**DATASET EXTRACT:**
══════════
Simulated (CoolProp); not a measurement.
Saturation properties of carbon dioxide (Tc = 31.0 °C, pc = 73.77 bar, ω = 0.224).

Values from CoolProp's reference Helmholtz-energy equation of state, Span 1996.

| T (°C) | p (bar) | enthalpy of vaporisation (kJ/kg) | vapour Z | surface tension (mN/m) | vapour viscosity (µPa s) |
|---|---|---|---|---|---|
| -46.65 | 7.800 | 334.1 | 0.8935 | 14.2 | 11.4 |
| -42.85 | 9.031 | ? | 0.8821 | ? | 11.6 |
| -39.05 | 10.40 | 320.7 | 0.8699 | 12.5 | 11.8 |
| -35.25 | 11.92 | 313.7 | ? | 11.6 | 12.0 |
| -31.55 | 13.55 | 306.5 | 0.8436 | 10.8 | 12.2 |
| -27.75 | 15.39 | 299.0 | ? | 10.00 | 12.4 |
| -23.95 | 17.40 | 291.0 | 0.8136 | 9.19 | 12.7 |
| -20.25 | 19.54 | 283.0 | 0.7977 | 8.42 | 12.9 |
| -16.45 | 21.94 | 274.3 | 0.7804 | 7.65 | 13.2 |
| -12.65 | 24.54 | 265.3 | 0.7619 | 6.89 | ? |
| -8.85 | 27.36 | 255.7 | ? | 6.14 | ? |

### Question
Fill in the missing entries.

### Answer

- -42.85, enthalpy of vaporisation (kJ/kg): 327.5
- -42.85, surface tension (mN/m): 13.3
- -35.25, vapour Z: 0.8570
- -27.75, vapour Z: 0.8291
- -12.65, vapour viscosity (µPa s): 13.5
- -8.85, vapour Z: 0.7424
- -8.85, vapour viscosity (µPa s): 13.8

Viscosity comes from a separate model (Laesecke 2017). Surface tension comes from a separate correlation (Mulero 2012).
══════════

**REQUIREMENT:**
Output the listing verbatim through the "0.7619 | 6.89 | ? |" line.

**EXERCISE ANSWER:**
Simulated (CoolProp); not a measurement.
Saturation properties of carbon dioxide (Tc = 31.0 °C, pc = 73.77 bar, ω = 0.224).

Values from CoolProp's reference Helmholtz-energy equation of state, Span 1996.

| T (°C) | p (bar) | enthalpy of vaporisation (kJ/kg) | vapour Z | surface tension (mN/m) | vapour viscosity (µPa s) |
|---|---|---|---|---|---|
| -46.65 | 7.800 | 334.1 | 0.8935 | 14.2 | 11.4 |
| -42.85 | 9.031 | ? | 0.8821 | ? | 11.6 |
| -39.05 | 10.40 | 320.7 | 0.8699 | 12.5 | 11.8 |
| -35.25 | 11.92 | 313.7 | ? | 11.6 | 12.0 |
| -31.55 | 13.55 | 306.5 | 0.8436 | 10.8 | 12.2 |
| -27.75 | 15.39 | 299.0 | ? | 10.00 | 12.4 |
| -23.95 | 17.40 | 291.0 | 0.8136 | 9.19 | 12.7 |
| -20.25 | 19.54 | 283.0 | 0.7977 | 8.42 | 12.9 |
| -16.45 | 21.94 | 274.3 | 0.7804 | 7.65 | 13.2 |
| -12.65 | 24.54 | 265.3 | 0.7619 | 6.89 | ? |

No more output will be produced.